■ **Work item**:
Extract the first line through the line containing "Periodic cell of" from the listing below, exactly as written.

::::

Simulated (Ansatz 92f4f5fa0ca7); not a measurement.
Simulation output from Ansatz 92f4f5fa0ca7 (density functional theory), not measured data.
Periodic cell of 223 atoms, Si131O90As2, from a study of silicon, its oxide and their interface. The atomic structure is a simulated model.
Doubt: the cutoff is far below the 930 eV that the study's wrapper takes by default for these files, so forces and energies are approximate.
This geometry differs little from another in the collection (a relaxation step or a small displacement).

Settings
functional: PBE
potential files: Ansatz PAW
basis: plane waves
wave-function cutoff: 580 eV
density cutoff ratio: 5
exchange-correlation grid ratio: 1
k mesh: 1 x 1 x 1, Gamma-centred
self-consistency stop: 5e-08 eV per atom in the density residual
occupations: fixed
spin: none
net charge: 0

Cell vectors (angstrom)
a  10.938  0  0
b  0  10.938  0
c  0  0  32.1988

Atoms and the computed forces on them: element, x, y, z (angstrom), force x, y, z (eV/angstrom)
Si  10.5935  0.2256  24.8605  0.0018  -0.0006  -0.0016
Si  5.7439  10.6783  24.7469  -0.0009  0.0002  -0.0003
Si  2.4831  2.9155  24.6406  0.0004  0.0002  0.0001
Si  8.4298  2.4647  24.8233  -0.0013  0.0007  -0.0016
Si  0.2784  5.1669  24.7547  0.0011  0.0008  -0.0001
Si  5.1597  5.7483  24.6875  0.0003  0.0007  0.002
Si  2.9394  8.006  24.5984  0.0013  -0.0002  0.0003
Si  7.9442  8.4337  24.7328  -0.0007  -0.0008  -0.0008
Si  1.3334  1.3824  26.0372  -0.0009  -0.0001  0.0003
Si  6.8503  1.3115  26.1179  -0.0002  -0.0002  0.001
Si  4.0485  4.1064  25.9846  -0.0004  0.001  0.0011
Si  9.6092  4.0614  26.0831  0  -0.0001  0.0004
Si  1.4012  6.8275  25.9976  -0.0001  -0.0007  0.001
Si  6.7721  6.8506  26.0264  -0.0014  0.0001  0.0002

::::

■ **Exercise solution**:
Simulated (Ansatz 92f4f5fa0ca7); not a measurement.
Simulation output from Ansatz 92f4f5fa0ca7 (density functional theory), not measured data.
Periodic cell of 223 atoms, Si131O90As2, from a study of silicon, its oxide and their interface. The atomic structure is a simulated model.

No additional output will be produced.